### Assignment
The lines from the first line of the entries through the line containing "Unscaled harmonic wavenumbers" are to be repeated exactly, with both of those lines included.

### Information provided
────────

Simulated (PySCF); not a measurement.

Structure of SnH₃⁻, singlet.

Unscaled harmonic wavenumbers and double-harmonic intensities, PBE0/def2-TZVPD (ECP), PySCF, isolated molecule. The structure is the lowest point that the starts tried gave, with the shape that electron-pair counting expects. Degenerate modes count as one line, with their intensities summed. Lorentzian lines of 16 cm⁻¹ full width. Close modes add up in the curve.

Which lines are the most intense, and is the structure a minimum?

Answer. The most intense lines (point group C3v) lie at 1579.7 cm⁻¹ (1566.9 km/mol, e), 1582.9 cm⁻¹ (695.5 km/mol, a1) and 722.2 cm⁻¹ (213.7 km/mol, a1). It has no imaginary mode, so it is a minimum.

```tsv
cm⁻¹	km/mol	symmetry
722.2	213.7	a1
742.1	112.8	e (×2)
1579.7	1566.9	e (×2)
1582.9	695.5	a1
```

────────

### Your response
Simulated (PySCF); not a measurement.

Structure of SnH₃⁻, singlet.

Unscaled harmonic wavenumbers and double-harmonic intensities, PBE0/def2-TZVPD (ECP), PySCF, isolated molecule. The structure is the lowest point that the starts tried gave, with the shape that electron-pair counting expects. Degenerate modes count as one line, with their intensities summed. Lorentzian lines of 16 cm⁻¹ full width. Close modes add up in the curve.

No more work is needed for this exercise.